■ ■ ■

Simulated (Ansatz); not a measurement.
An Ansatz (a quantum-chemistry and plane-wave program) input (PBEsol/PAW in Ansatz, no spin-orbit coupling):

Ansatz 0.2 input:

■ ■ ■

• _BRIEF_
The response must consist of all the data, reproduced without alteration.

• _WRITTEN RESPONSE_
Simulated (Ansatz); not a measurement.
An Ansatz (a quantum-chemistry and plane-wave program) input (PBEsol/PAW in Ansatz, no spin-orbit coupling):

Ansatz 0.2 input:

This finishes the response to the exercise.